*** RECORD EXTRACTS Section Begins ***
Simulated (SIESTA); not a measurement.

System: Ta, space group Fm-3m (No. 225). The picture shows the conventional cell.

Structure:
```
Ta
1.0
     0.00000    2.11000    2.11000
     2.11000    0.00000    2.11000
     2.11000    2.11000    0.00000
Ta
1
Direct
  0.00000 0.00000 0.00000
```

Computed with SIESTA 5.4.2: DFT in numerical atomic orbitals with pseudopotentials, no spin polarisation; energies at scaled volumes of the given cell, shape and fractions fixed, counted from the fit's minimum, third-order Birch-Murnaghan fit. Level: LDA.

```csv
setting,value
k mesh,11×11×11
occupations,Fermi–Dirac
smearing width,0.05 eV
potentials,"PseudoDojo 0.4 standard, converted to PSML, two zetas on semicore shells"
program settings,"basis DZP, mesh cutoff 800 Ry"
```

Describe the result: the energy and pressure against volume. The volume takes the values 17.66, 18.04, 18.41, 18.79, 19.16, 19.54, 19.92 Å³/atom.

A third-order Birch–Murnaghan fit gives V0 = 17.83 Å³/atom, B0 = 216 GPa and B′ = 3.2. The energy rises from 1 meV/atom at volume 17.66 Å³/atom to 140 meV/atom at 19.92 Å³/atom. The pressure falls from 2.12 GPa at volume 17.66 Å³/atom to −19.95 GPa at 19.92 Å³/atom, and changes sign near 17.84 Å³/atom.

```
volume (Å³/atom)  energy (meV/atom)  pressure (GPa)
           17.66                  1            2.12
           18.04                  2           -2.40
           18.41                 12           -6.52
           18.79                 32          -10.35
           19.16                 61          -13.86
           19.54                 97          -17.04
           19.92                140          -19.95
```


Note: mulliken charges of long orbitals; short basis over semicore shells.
*** RECORD EXTRACTS Section Ends ***

**ACTION ITEM**
Beginning at the first line of the data above, retype each line until you reach the line containing "Describe the result: the", and include that one too. Add nothing else.

**TASK RESULT**
Simulated (SIESTA); not a measurement.

System: Ta, space group Fm-3m (No. 225). The picture shows the conventional cell.

Structure:
```
Ta
1.0
     0.00000    2.11000    2.11000
     2.11000    0.00000    2.11000
     2.11000    2.11000    0.00000
Ta
1
Direct
  0.00000 0.00000 0.00000
```

Computed with SIESTA 5.4.2: DFT in numerical atomic orbitals with pseudopotentials, no spin polarisation; energies at scaled volumes of the given cell, shape and fractions fixed, counted from the fit's minimum, third-order Birch-Murnaghan fit. Level: LDA.

```csv
setting,value
k mesh,11×11×11
occupations,Fermi–Dirac
smearing width,0.05 eV
potentials,"PseudoDojo 0.4 standard, converted to PSML, two zetas on semicore shells"
program settings,"basis DZP, mesh cutoff 800 Ry"
```

Describe the result: the energy and pressure against volume. The volume takes the values 17.66, 18.04, 18.41, 18.79, 19.16, 19.54, 19.92 Å³/atom.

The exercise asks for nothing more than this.